## ACTIVITY
Your task is to reproduce the entries below word for word.

## INFORMATION GIVEN
════
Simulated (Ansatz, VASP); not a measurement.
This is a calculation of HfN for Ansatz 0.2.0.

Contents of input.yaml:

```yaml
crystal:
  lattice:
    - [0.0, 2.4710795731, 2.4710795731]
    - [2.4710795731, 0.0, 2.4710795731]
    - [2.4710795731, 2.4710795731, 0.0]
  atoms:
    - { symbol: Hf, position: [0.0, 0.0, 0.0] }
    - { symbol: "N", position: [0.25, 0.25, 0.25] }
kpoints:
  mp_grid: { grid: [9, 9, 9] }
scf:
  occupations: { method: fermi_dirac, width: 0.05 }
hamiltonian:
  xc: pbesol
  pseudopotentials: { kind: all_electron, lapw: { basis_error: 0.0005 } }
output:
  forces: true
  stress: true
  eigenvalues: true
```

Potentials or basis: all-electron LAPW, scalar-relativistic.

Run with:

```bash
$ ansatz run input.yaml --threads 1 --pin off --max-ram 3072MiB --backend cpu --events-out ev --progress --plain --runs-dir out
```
════

## RESPONSE BOX
Simulated (Ansatz, VASP); not a measurement.
This is a calculation of HfN for Ansatz 0.2.0.

Contents of input.yaml:

```yaml
crystal:
  lattice:
    - [0.0, 2.4710795731, 2.4710795731]
    - [2.4710795731, 0.0, 2.4710795731]
    - [2.4710795731, 2.4710795731, 0.0]
  atoms:
    - { symbol: Hf, position: [0.0, 0.0, 0.0] }
    - { symbol: "N", position: [0.25, 0.25, 0.25] }
kpoints:
  mp_grid: { grid: [9, 9, 9] }
scf:
  occupations: { method: fermi_dirac, width: 0.05 }
hamiltonian:
  xc: pbesol
  pseudopotentials: { kind: all_electron, lapw: { basis_error: 0.0005 } }
output:
  forces: true
  stress: true
  eigenvalues: true
```

Potentials or basis: all-electron LAPW, scalar-relativistic.

Run with:

```bash
$ ansatz run input.yaml --threads 1 --pin off --max-ram 3072MiB --backend cpu --events-out ev --progress --plain --runs-dir out
```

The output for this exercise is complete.